Nothing but the lines from the top of the following entries through the line with "(2) 1.4 GPa." should be printed, exactly as they are.

------------------------------------------------------------------------
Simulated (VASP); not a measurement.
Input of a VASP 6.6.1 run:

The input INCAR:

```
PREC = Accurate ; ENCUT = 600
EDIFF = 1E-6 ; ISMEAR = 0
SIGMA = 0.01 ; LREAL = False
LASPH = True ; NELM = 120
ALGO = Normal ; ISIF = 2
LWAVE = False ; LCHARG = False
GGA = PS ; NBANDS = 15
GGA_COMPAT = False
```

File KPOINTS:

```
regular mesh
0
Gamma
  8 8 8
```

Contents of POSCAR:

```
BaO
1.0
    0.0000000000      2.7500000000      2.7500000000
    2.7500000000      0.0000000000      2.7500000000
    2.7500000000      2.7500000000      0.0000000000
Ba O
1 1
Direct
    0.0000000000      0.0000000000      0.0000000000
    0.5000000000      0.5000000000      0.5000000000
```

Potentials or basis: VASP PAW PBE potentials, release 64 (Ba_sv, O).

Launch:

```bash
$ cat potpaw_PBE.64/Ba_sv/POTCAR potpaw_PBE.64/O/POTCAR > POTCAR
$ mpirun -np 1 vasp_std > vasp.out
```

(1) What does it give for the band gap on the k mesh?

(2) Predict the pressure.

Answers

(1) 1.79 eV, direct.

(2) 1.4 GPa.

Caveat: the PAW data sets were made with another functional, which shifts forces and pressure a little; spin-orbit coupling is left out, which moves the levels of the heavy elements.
------------------------------------------------------------------------

**Answer section**
Simulated (VASP); not a measurement.
Input of a VASP 6.6.1 run:

The input INCAR:

```
PREC = Accurate ; ENCUT = 600
EDIFF = 1E-6 ; ISMEAR = 0
SIGMA = 0.01 ; LREAL = False
LASPH = True ; NELM = 120
ALGO = Normal ; ISIF = 2
LWAVE = False ; LCHARG = False
GGA = PS ; NBANDS = 15
GGA_COMPAT = False
```

File KPOINTS:

```
regular mesh
0
Gamma
  8 8 8
```

Contents of POSCAR:

```
BaO
1.0
    0.0000000000      2.7500000000      2.7500000000
    2.7500000000      0.0000000000      2.7500000000
    2.7500000000      2.7500000000      0.0000000000
Ba O
1 1
Direct
    0.0000000000      0.0000000000      0.0000000000
    0.5000000000      0.5000000000      0.5000000000
```

Potentials or basis: VASP PAW PBE potentials, release 64 (Ba_sv, O).

Launch:

```bash
$ cat potpaw_PBE.64/Ba_sv/POTCAR potpaw_PBE.64/O/POTCAR > POTCAR
$ mpirun -np 1 vasp_std > vasp.out
```

(1) What does it give for the band gap on the k mesh?

(2) Predict the pressure.

Answers

(1) 1.79 eV, direct.

(2) 1.4 GPa.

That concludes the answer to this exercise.